Data to examine:
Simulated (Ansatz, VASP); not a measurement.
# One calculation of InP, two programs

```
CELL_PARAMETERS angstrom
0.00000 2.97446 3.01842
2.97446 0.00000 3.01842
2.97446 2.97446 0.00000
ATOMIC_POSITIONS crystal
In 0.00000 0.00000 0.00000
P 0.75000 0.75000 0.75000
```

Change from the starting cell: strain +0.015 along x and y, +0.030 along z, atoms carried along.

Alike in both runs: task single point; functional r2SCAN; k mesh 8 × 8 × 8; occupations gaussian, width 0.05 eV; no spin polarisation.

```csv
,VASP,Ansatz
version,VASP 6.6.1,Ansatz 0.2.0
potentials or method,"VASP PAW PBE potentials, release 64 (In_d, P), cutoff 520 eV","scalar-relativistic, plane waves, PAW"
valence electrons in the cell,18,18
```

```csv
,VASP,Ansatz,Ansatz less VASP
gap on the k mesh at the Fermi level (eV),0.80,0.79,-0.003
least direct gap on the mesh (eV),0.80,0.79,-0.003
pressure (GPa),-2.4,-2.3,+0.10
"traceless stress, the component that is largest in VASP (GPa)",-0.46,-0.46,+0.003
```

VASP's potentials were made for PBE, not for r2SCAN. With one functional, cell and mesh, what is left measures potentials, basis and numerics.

Work item:
Could you output, exactly and with nothing else, the lines from the start of the records through the line containing "Change from the"?

Worked solution:
Simulated (Ansatz, VASP); not a measurement.
# One calculation of InP, two programs

```
CELL_PARAMETERS angstrom
0.00000 2.97446 3.01842
2.97446 0.00000 3.01842
2.97446 2.97446 0.00000
ATOMIC_POSITIONS crystal
In 0.00000 0.00000 0.00000
P 0.75000 0.75000 0.75000
```

Change from the starting cell: strain +0.015 along x and y, +0.030 along z, atoms carried along.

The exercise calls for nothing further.